Activity:
Your task is to write out the complete listing exactly as it is shown.

Input data:
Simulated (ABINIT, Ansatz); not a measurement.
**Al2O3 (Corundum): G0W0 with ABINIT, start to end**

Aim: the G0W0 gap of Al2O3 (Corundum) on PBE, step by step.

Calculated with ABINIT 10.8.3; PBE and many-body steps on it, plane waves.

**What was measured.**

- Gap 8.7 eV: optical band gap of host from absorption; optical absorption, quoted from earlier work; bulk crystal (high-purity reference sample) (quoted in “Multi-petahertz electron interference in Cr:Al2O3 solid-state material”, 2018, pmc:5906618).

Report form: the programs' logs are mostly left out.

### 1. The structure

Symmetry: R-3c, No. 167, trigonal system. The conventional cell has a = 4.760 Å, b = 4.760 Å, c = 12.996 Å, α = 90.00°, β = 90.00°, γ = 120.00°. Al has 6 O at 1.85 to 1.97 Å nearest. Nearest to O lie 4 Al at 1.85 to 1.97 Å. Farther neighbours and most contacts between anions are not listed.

Task answer:
Simulated (ABINIT, Ansatz); not a measurement.
**Al2O3 (Corundum): G0W0 with ABINIT, start to end**

Aim: the G0W0 gap of Al2O3 (Corundum) on PBE, step by step.

Calculated with ABINIT 10.8.3; PBE and many-body steps on it, plane waves.

**What was measured.**

- Gap 8.7 eV: optical band gap of host from absorption; optical absorption, quoted from earlier work; bulk crystal (high-purity reference sample) (quoted in “Multi-petahertz electron interference in Cr:Al2O3 solid-state material”, 2018, pmc:5906618).

Report form: the programs' logs are mostly left out.

### 1. The structure

Symmetry: R-3c, No. 167, trigonal system. The conventional cell has a = 4.760 Å, b = 4.760 Å, c = 12.996 Å, α = 90.00°, β = 90.00°, γ = 120.00°. Al has 6 O at 1.85 to 1.97 Å nearest. Nearest to O lie 4 Al at 1.85 to 1.97 Å. Farther neighbours and most contacts between anions are not listed.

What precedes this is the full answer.